■ Exercise ■
Start at the first line of the listing below. Write out each line exactly, stopping after the one that contains "With ions relaxed, on".

■ Provided material ■
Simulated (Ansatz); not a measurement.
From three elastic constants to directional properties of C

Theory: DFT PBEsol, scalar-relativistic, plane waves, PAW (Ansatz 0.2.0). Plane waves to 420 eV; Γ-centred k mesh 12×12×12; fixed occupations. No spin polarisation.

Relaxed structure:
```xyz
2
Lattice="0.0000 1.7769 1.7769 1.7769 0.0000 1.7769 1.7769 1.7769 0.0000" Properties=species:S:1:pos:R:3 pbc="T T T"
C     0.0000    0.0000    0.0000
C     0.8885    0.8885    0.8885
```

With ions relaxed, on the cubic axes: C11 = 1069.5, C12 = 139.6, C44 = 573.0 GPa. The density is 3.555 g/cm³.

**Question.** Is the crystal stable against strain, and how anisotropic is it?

■ Response ■
Simulated (Ansatz); not a measurement.
From three elastic constants to directional properties of C

Theory: DFT PBEsol, scalar-relativistic, plane waves, PAW (Ansatz 0.2.0). Plane waves to 420 eV; Γ-centred k mesh 12×12×12; fixed occupations. No spin polarisation.

Relaxed structure:
```xyz
2
Lattice="0.0000 1.7769 1.7769 1.7769 0.0000 1.7769 1.7769 1.7769 0.0000" Properties=species:S:1:pos:R:3 pbc="T T T"
C     0.0000    0.0000    0.0000
C     0.8885    0.8885    0.8885
```

With ions relaxed, on the cubic axes: C11 = 1069.5, C12 = 139.6, C44 = 573.0 GPa. The density is 3.555 g/cm³.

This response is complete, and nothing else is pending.